=-=-=-=-=

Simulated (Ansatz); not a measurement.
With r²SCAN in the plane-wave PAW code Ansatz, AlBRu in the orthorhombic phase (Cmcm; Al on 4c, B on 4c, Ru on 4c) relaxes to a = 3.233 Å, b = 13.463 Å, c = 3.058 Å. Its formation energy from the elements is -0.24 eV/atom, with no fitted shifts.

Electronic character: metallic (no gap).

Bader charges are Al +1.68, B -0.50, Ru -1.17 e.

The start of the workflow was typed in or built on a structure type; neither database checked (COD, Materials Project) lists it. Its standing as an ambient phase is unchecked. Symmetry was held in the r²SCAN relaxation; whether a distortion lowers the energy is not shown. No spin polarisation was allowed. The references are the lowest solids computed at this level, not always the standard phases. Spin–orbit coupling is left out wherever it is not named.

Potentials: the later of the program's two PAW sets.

=-=-=-=-=

*Required action*. Give back exactly the lines of the listing, starting with the first and ending with the one bearing "The start of". Add no other lines.

*Written solution*.
Simulated (Ansatz); not a measurement.
With r²SCAN in the plane-wave PAW code Ansatz, AlBRu in the orthorhombic phase (Cmcm; Al on 4c, B on 4c, Ru on 4c) relaxes to a = 3.233 Å, b = 13.463 Å, c = 3.058 Å. Its formation energy from the elements is -0.24 eV/atom, with no fitted shifts.

Electronic character: metallic (no gap).

Bader charges are Al +1.68, B -0.50, Ru -1.17 e.

The start of the workflow was typed in or built on a structure type; neither database checked (COD, Materials Project) lists it. Its standing as an ambient phase is unchecked. Symmetry was held in the r²SCAN relaxation; whether a distortion lowers the energy is not shown. No spin polarisation was allowed. The references are the lowest solids computed at this level, not always the standard phases. Spin–orbit coupling is left out wherever it is not named.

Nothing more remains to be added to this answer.